▸ **Data to examine**:
------------------------

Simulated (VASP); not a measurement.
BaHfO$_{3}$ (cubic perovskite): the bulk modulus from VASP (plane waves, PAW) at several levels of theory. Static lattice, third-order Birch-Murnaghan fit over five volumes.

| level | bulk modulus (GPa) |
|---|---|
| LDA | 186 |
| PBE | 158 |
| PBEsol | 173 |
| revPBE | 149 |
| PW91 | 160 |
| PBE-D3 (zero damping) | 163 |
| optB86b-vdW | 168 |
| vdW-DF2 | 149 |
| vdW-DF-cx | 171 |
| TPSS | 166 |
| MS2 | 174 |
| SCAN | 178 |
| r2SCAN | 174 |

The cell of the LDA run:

------------------------

▸ **Assigned task**:
The data above should be returned in full, exactly as written.

▸ **Exercise result**:
Simulated (VASP); not a measurement.
BaHfO$_{3}$ (cubic perovskite): the bulk modulus from VASP (plane waves, PAW) at several levels of theory. Static lattice, third-order Birch-Murnaghan fit over five volumes.

| level | bulk modulus (GPa) |
|---|---|
| LDA | 186 |
| PBE | 158 |
| PBEsol | 173 |
| revPBE | 149 |
| PW91 | 160 |
| PBE-D3 (zero damping) | 163 |
| optB86b-vdW | 168 |
| vdW-DF2 | 149 |
| vdW-DF-cx | 171 |
| TPSS | 166 |
| MS2 | 174 |
| SCAN | 178 |
| r2SCAN | 174 |

The cell of the LDA run:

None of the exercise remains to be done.